Exercise
In your answer, print each of the records below exactly.

Dataset records
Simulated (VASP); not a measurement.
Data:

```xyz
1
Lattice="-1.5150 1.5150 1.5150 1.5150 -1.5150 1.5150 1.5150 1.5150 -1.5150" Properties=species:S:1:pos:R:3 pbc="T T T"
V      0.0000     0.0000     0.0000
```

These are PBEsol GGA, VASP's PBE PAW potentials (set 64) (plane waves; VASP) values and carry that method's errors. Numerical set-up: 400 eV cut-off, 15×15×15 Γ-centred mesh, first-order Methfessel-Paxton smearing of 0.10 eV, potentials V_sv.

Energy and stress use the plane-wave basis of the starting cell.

Written reply
Simulated (VASP); not a measurement.
Data:

```xyz
1
Lattice="-1.5150 1.5150 1.5150 1.5150 -1.5150 1.5150 1.5150 1.5150 -1.5150" Properties=species:S:1:pos:R:3 pbc="T T T"
V      0.0000     0.0000     0.0000
```

These are PBEsol GGA, VASP's PBE PAW potentials (set 64) (plane waves; VASP) values and carry that method's errors. Numerical set-up: 400 eV cut-off, 15×15×15 Γ-centred mesh, first-order Methfessel-Paxton smearing of 0.10 eV, potentials V_sv.

Energy and stress use the plane-wave basis of the starting cell.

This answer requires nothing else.